▶

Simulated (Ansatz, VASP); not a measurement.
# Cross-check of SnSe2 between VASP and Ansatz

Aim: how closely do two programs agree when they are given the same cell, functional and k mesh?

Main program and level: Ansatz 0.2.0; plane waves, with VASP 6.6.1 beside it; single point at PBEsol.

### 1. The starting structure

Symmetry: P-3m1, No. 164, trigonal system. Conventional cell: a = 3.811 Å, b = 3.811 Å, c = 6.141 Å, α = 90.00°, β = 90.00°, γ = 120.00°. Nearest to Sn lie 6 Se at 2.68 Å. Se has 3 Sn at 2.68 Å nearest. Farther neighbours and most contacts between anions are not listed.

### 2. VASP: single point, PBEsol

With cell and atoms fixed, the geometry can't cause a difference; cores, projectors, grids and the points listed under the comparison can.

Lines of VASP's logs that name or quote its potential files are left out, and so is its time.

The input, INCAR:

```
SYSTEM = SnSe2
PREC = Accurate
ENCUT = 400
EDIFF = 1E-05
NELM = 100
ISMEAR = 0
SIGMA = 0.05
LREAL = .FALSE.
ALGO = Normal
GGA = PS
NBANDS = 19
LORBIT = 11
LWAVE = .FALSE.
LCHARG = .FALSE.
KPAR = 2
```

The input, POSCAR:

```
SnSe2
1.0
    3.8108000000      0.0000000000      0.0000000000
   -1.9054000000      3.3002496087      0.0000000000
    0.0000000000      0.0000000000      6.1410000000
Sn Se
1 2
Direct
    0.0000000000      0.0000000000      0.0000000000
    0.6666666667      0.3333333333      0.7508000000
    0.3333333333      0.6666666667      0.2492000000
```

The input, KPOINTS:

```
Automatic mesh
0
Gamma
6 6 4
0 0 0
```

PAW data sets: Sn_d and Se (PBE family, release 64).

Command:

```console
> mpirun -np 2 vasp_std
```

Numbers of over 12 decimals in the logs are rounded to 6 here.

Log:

◀

Assigned task: In the listing above, the lines from the one containing "PAW data sets: Sn_d" through the one containing "Numbers of over" must be set down exactly, with no other lines.

Task solution:
PAW data sets: Sn_d and Se (PBE family, release 64).

Command:

```console
> mpirun -np 2 vasp_std
```

Numbers of over 12 decimals in the logs are rounded to 6 here.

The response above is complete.